** Opening Recorded data block **

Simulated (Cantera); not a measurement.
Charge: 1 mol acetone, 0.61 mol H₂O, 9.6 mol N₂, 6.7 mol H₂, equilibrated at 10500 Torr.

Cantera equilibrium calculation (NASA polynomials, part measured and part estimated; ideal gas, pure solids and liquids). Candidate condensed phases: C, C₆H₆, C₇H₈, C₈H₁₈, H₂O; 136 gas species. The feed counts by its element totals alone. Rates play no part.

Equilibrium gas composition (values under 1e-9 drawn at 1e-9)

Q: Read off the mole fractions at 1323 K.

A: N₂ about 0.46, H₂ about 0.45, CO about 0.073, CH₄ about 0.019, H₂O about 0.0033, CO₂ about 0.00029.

** Closing Recorded data block **

# Action item
In the records above, find the line containing "Q: Read off the mole fractions at 1323 K." and restate word for word every line from the first through that one.

# Your response
Simulated (Cantera); not a measurement.
Charge: 1 mol acetone, 0.61 mol H₂O, 9.6 mol N₂, 6.7 mol H₂, equilibrated at 10500 Torr.

Cantera equilibrium calculation (NASA polynomials, part measured and part estimated; ideal gas, pure solids and liquids). Candidate condensed phases: C, C₆H₆, C₇H₈, C₈H₁₈, H₂O; 136 gas species. The feed counts by its element totals alone. Rates play no part.

Equilibrium gas composition (values under 1e-9 drawn at 1e-9)

Q: Read off the mole fractions at 1323 K.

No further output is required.